- ACTION ITEM: Make an exact copy of the lines starting at the top of the listing below and ending at the line that contains "This run uses", inclusive.

═════ ENTRIES SHOWN

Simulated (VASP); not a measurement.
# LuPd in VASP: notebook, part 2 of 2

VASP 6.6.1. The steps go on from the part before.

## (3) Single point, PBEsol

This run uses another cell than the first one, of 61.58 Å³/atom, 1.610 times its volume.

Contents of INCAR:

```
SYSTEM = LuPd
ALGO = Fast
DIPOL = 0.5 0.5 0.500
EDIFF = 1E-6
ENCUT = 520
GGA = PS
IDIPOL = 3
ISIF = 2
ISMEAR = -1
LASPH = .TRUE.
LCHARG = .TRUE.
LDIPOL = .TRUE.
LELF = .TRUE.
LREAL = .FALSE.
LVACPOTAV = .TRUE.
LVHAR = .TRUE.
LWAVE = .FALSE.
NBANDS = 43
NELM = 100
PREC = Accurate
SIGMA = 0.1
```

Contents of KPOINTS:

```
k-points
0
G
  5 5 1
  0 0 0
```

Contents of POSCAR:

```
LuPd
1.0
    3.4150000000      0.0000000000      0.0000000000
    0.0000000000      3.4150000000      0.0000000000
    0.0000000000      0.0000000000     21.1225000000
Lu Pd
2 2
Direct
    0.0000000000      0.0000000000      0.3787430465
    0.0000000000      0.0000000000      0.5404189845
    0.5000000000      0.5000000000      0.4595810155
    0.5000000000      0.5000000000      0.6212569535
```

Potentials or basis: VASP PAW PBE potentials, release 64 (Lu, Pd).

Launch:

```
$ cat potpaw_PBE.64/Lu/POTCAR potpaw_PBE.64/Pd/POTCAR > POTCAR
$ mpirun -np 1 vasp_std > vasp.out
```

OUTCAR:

══════════

- EXPECTED ANSWER:
Simulated (VASP); not a measurement.
# LuPd in VASP: notebook, part 2 of 2

VASP 6.6.1. The steps go on from the part before.

## (3) Single point, PBEsol

This run uses another cell than the first one, of 61.58 Å³/atom, 1.610 times its volume.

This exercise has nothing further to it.